Extracted data below:

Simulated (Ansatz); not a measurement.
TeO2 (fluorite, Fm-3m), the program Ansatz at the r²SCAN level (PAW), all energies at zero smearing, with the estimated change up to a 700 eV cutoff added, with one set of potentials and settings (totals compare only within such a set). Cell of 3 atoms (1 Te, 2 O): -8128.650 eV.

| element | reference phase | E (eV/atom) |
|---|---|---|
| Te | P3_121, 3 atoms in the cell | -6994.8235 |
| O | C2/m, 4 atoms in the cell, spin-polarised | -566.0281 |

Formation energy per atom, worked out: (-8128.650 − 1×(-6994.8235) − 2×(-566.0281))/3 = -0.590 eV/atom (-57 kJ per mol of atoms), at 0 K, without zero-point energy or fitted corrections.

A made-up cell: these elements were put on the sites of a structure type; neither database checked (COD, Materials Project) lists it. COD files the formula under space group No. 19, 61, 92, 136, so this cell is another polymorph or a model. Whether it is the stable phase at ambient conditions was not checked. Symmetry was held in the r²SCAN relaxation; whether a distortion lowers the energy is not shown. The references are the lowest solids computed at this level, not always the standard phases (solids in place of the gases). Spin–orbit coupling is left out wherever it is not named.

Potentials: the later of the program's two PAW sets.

End of Extracted data.

• **Exercise**: Copy out the entries above exactly as given, starting at the top and ending with the line containing "Formation energy per"; include both and nothing more.

• **Worked solution**:
Simulated (Ansatz); not a measurement.
TeO2 (fluorite, Fm-3m), the program Ansatz at the r²SCAN level (PAW), all energies at zero smearing, with the estimated change up to a 700 eV cutoff added, with one set of potentials and settings (totals compare only within such a set). Cell of 3 atoms (1 Te, 2 O): -8128.650 eV.

| element | reference phase | E (eV/atom) |
|---|---|---|
| Te | P3_121, 3 atoms in the cell | -6994.8235 |
| O | C2/m, 4 atoms in the cell, spin-polarised | -566.0281 |

Formation energy per atom, worked out: (-8128.650 − 1×(-6994.8235) − 2×(-566.0281))/3 = -0.590 eV/atom (-57 kJ per mol of atoms), at 0 K, without zero-point energy or fitted corrections.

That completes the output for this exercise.